(Data provided begins)
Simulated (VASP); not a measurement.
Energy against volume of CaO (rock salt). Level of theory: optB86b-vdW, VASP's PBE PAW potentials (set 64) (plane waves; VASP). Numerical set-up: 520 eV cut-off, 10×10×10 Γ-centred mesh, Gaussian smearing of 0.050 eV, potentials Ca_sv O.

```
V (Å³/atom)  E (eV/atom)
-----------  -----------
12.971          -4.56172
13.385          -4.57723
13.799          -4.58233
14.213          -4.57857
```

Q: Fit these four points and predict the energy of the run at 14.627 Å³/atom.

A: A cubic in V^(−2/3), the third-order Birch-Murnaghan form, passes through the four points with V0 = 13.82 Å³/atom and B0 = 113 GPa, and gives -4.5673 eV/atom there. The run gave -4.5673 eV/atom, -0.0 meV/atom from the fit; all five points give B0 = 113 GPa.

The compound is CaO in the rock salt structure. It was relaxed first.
(Data provided ends)

### Work item
Each line from the top of the data, up to and including the line that contains "A: A cubic in", should be set down exactly.

### Task solution
Simulated (VASP); not a measurement.
Energy against volume of CaO (rock salt). Level of theory: optB86b-vdW, VASP's PBE PAW potentials (set 64) (plane waves; VASP). Numerical set-up: 520 eV cut-off, 10×10×10 Γ-centred mesh, Gaussian smearing of 0.050 eV, potentials Ca_sv O.

```
V (Å³/atom)  E (eV/atom)
-----------  -----------
12.971          -4.56172
13.385          -4.57723
13.799          -4.58233
14.213          -4.57857
```

Q: Fit these four points and predict the energy of the run at 14.627 Å³/atom.

A: A cubic in V^(−2/3), the third-order Birch-Murnaghan form, passes through the four points with V0 = 13.82 Å³/atom and B0 = 113 GPa, and gives -4.5673 eV/atom there. The run gave -4.5673 eV/atom, -0.0 meV/atom from the fit; all five points give B0 = 113 GPa.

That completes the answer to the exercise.